**ASSIGNED TASK:** For each line of the material, write out an exact copy.

**RAW DATA:**
++++++++++
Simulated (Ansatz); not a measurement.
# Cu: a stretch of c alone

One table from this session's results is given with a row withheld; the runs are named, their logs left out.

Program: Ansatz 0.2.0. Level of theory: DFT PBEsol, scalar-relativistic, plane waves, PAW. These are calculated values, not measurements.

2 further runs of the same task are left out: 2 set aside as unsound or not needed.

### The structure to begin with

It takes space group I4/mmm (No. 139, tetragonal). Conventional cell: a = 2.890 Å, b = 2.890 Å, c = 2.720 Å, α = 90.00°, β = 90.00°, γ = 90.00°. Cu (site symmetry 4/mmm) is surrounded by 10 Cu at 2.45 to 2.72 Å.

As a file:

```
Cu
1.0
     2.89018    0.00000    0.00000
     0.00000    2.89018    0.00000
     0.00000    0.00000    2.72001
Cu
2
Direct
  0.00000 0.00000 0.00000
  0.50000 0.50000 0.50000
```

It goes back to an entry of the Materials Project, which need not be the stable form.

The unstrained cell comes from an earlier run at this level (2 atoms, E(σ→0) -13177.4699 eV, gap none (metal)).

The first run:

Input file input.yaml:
++++++++++

**EXERCISE ANSWER:**
Simulated (Ansatz); not a measurement.
# Cu: a stretch of c alone

One table from this session's results is given with a row withheld; the runs are named, their logs left out.

Program: Ansatz 0.2.0. Level of theory: DFT PBEsol, scalar-relativistic, plane waves, PAW. These are calculated values, not measurements.

2 further runs of the same task are left out: 2 set aside as unsound or not needed.

### The structure to begin with

It takes space group I4/mmm (No. 139, tetragonal). Conventional cell: a = 2.890 Å, b = 2.890 Å, c = 2.720 Å, α = 90.00°, β = 90.00°, γ = 90.00°. Cu (site symmetry 4/mmm) is surrounded by 10 Cu at 2.45 to 2.72 Å.

As a file:

```
Cu
1.0
     2.89018    0.00000    0.00000
     0.00000    2.89018    0.00000
     0.00000    0.00000    2.72001
Cu
2
Direct
  0.00000 0.00000 0.00000
  0.50000 0.50000 0.50000
```

It goes back to an entry of the Materials Project, which need not be the stable form.

The unstrained cell comes from an earlier run at this level (2 atoms, E(σ→0) -13177.4699 eV, gap none (metal)).

The first run:

Input file input.yaml:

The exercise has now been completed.